Requirement => Starting at the line that has "Simulation results for BH₄Si" and stopping after the line that has "Calculation on a", reproduce the listing below exactly; omit everything else.

Dataset records =>
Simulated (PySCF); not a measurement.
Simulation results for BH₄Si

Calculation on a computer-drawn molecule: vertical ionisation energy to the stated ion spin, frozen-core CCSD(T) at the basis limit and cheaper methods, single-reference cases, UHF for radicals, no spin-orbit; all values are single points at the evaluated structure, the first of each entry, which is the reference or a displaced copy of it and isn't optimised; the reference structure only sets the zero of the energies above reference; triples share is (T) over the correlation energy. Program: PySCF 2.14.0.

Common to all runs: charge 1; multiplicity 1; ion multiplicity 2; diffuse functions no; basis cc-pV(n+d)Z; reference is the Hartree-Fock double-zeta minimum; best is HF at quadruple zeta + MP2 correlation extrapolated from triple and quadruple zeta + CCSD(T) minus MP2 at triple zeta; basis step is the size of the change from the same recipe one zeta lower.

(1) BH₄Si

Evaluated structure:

Expected answer =>
Simulation results for BH₄Si

Calculation on a computer-drawn molecule: vertical ionisation energy to the stated ion spin, frozen-core CCSD(T) at the basis limit and cheaper methods, single-reference cases, UHF for radicals, no spin-orbit; all values are single points at the evaluated structure, the first of each entry, which is the reference or a displaced copy of it and isn't optimised; the reference structure only sets the zero of the energies above reference; triples share is (T) over the correlation energy. Program: PySCF 2.14.0.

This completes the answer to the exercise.